Exercise: Please write out exactly, and only, the lines from the first in the material below to the line containing "most (μB): 2.75.", both included.

[Dataset extract Boundary: Start]
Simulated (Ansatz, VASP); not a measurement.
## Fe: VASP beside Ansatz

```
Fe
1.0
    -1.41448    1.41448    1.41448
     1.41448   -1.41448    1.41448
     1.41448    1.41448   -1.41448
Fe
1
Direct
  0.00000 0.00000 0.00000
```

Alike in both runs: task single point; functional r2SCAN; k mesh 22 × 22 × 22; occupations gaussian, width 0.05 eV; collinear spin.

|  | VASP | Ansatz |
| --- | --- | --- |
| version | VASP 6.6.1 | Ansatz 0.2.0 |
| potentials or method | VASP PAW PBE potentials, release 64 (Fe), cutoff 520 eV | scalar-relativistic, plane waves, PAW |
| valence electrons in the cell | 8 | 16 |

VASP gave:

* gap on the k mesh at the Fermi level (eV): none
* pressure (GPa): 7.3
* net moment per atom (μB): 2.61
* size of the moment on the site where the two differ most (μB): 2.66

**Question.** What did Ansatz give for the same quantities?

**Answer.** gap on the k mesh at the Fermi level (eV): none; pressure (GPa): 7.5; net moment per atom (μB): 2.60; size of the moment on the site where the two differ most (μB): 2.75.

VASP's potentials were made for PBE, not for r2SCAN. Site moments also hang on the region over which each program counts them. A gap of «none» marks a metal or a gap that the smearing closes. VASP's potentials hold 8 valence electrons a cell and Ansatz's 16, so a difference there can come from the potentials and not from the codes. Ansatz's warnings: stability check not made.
[Dataset extract Boundary: End]

Response area:
Simulated (Ansatz, VASP); not a measurement.
## Fe: VASP beside Ansatz

```
Fe
1.0
    -1.41448    1.41448    1.41448
     1.41448   -1.41448    1.41448
     1.41448    1.41448   -1.41448
Fe
1
Direct
  0.00000 0.00000 0.00000
```

Alike in both runs: task single point; functional r2SCAN; k mesh 22 × 22 × 22; occupations gaussian, width 0.05 eV; collinear spin.

|  | VASP | Ansatz |
| --- | --- | --- |
| version | VASP 6.6.1 | Ansatz 0.2.0 |
| potentials or method | VASP PAW PBE potentials, release 64 (Fe), cutoff 520 eV | scalar-relativistic, plane waves, PAW |
| valence electrons in the cell | 8 | 16 |

VASP gave:

* gap on the k mesh at the Fermi level (eV): none
* pressure (GPa): 7.3
* net moment per atom (μB): 2.61
* size of the moment on the site where the two differ most (μB): 2.66

**Question.** What did Ansatz give for the same quantities?

**Answer.** gap on the k mesh at the Fermi level (eV): none; pressure (GPa): 7.5; net moment per atom (μB): 2.60; size of the moment on the site where the two differ most (μB): 2.75.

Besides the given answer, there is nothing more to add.